◇ ◇ ◇ ◇

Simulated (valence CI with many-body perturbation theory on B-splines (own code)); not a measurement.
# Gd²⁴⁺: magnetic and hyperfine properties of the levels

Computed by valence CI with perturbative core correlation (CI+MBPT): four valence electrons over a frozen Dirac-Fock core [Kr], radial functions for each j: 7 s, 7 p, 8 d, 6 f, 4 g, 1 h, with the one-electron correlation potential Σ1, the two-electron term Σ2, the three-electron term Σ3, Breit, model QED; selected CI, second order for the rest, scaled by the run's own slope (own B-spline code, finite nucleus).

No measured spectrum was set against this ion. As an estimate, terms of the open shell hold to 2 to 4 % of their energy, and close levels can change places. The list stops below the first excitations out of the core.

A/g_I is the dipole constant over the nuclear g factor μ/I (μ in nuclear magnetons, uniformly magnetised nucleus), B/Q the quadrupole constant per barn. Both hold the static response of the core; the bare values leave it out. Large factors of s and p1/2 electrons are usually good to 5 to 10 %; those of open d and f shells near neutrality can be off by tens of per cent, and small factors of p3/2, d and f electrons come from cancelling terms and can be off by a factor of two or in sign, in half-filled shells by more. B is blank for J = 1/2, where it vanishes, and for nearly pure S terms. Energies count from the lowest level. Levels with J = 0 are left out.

◇ ◇ ◇ ◇

### Work item:
Set down every record once more, exactly as written.

### Task solution:
Simulated (valence CI with many-body perturbation theory on B-splines (own code)); not a measurement.
# Gd²⁴⁺: magnetic and hyperfine properties of the levels

Computed by valence CI with perturbative core correlation (CI+MBPT): four valence electrons over a frozen Dirac-Fock core [Kr], radial functions for each j: 7 s, 7 p, 8 d, 6 f, 4 g, 1 h, with the one-electron correlation potential Σ1, the two-electron term Σ2, the three-electron term Σ3, Breit, model QED; selected CI, second order for the rest, scaled by the run's own slope (own B-spline code, finite nucleus).

No measured spectrum was set against this ion. As an estimate, terms of the open shell hold to 2 to 4 % of their energy, and close levels can change places. The list stops below the first excitations out of the core.

A/g_I is the dipole constant over the nuclear g factor μ/I (μ in nuclear magnetons, uniformly magnetised nucleus), B/Q the quadrupole constant per barn. Both hold the static response of the core; the bare values leave it out. Large factors of s and p1/2 electrons are usually good to 5 to 10 %; those of open d and f shells near neutrality can be off by tens of per cent, and small factors of p3/2, d and f electrons come from cancelling terms and can be off by a factor of two or in sign, in half-filled shells by more. B is blank for J = 1/2, where it vanishes, and for nearly pure S terms. Energies count from the lowest level. Levels with J = 0 are left out.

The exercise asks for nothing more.